Task item: Render every entry verbatim.

Supplied data:
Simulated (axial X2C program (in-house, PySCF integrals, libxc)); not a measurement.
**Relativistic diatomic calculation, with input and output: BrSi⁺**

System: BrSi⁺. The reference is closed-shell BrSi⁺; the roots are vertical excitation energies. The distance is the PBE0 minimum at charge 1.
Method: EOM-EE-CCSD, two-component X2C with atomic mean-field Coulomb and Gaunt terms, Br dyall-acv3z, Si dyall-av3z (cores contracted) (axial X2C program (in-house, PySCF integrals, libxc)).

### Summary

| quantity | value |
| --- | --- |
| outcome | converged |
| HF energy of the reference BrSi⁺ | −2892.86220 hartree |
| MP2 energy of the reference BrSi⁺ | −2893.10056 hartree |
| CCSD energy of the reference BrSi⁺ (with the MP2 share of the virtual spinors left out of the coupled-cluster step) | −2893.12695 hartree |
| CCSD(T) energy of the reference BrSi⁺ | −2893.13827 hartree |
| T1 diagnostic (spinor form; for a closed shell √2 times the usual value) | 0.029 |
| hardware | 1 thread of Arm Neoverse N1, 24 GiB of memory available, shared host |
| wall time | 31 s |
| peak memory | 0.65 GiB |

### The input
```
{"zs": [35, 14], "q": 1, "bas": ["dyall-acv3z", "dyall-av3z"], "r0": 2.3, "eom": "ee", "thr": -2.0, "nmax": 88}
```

Result:
Simulated (axial X2C program (in-house, PySCF integrals, libxc)); not a measurement.
**Relativistic diatomic calculation, with input and output: BrSi⁺**

System: BrSi⁺. The reference is closed-shell BrSi⁺; the roots are vertical excitation energies. The distance is the PBE0 minimum at charge 1.
Method: EOM-EE-CCSD, two-component X2C with atomic mean-field Coulomb and Gaunt terms, Br dyall-acv3z, Si dyall-av3z (cores contracted) (axial X2C program (in-house, PySCF integrals, libxc)).

### Summary

| quantity | value |
| --- | --- |
| outcome | converged |
| HF energy of the reference BrSi⁺ | −2892.86220 hartree |
| MP2 energy of the reference BrSi⁺ | −2893.10056 hartree |
| CCSD energy of the reference BrSi⁺ (with the MP2 share of the virtual spinors left out of the coupled-cluster step) | −2893.12695 hartree |
| CCSD(T) energy of the reference BrSi⁺ | −2893.13827 hartree |
| T1 diagnostic (spinor form; for a closed shell √2 times the usual value) | 0.029 |
| hardware | 1 thread of Arm Neoverse N1, 24 GiB of memory available, shared host |
| wall time | 31 s |
| peak memory | 0.65 GiB |

### The input
```
{"zs": [35, 14], "q": 1, "bas": ["dyall-acv3z", "dyall-av3z"], "r0": 2.3, "eom": "ee", "thr": -2.0, "nmax": 88}
```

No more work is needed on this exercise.